Data extracts
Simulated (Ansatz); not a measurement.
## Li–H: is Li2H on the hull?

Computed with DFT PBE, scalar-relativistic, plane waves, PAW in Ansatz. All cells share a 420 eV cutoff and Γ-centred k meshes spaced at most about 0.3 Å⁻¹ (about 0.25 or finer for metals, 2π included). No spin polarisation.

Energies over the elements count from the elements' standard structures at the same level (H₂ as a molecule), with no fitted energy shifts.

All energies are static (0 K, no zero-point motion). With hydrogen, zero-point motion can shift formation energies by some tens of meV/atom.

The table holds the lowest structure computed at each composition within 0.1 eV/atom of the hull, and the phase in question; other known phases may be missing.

Task item
Give back the entries above precisely as they appear.

Answer box
Simulated (Ansatz); not a measurement.
## Li–H: is Li2H on the hull?

Computed with DFT PBE, scalar-relativistic, plane waves, PAW in Ansatz. All cells share a 420 eV cutoff and Γ-centred k meshes spaced at most about 0.3 Å⁻¹ (about 0.25 or finer for metals, 2π included). No spin polarisation.

Energies over the elements count from the elements' standard structures at the same level (H₂ as a molecule), with no fitted energy shifts.

All energies are static (0 K, no zero-point motion). With hydrogen, zero-point motion can shift formation energies by some tens of meV/atom.

The table holds the lowest structure computed at each composition within 0.1 eV/atom of the hull, and the phase in question; other known phases may be missing.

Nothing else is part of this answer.